**Source data:**
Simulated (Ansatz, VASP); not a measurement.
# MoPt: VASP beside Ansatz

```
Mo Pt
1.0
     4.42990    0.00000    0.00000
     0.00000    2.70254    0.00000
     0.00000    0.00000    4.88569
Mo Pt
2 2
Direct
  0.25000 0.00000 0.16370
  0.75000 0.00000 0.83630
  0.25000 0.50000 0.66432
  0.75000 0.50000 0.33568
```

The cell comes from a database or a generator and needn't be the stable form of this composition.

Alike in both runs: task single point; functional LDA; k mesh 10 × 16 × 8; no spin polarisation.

**Activity:** The entries above must be returned exactly.

**Answer area:**
Simulated (Ansatz, VASP); not a measurement.
# MoPt: VASP beside Ansatz

```
Mo Pt
1.0
     4.42990    0.00000    0.00000
     0.00000    2.70254    0.00000
     0.00000    0.00000    4.88569
Mo Pt
2 2
Direct
  0.25000 0.00000 0.16370
  0.75000 0.00000 0.83630
  0.25000 0.50000 0.66432
  0.75000 0.50000 0.33568
```

The cell comes from a database or a generator and needn't be the stable form of this composition.

Alike in both runs: task single point; functional LDA; k mesh 10 × 16 × 8; no spin polarisation.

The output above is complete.